> WORK ORDER: Every line of the records below from the line with "Quantity | Value |" up to and including the line with "The input as" must be reproduced exactly, and no line outside that range.

> EXTRACTED DATA:
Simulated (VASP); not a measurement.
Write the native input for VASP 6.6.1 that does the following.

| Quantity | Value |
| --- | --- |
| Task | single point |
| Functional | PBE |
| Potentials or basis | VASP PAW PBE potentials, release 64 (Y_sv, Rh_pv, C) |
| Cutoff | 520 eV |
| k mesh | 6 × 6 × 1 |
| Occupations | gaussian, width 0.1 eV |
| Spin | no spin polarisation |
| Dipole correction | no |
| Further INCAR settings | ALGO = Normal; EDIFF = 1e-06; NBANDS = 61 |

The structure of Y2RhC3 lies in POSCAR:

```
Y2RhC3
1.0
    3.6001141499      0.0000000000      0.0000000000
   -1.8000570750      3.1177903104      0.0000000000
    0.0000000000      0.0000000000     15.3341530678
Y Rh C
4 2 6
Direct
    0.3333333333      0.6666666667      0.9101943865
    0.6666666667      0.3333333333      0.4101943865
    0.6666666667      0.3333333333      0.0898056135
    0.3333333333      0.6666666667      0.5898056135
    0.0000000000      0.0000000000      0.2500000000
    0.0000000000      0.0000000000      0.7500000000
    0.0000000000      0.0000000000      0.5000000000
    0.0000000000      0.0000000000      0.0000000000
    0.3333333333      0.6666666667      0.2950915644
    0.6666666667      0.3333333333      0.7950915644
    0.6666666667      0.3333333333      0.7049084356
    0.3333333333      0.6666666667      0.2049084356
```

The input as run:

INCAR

> TASK RESULT:
| Quantity | Value |
| --- | --- |
| Task | single point |
| Functional | PBE |
| Potentials or basis | VASP PAW PBE potentials, release 64 (Y_sv, Rh_pv, C) |
| Cutoff | 520 eV |
| k mesh | 6 × 6 × 1 |
| Occupations | gaussian, width 0.1 eV |
| Spin | no spin polarisation |
| Dipole correction | no |
| Further INCAR settings | ALGO = Normal; EDIFF = 1e-06; NBANDS = 61 |

The structure of Y2RhC3 lies in POSCAR:

```
Y2RhC3
1.0
    3.6001141499      0.0000000000      0.0000000000
   -1.8000570750      3.1177903104      0.0000000000
    0.0000000000      0.0000000000     15.3341530678
Y Rh C
4 2 6
Direct
    0.3333333333      0.6666666667      0.9101943865
    0.6666666667      0.3333333333      0.4101943865
    0.6666666667      0.3333333333      0.0898056135
    0.3333333333      0.6666666667      0.5898056135
    0.0000000000      0.0000000000      0.2500000000
    0.0000000000      0.0000000000      0.7500000000
    0.0000000000      0.0000000000      0.5000000000
    0.0000000000      0.0000000000      0.0000000000
    0.3333333333      0.6666666667      0.2950915644
    0.6666666667      0.3333333333      0.7950915644
    0.6666666667      0.3333333333      0.7049084356
    0.3333333333      0.6666666667      0.2049084356
```

The input as run:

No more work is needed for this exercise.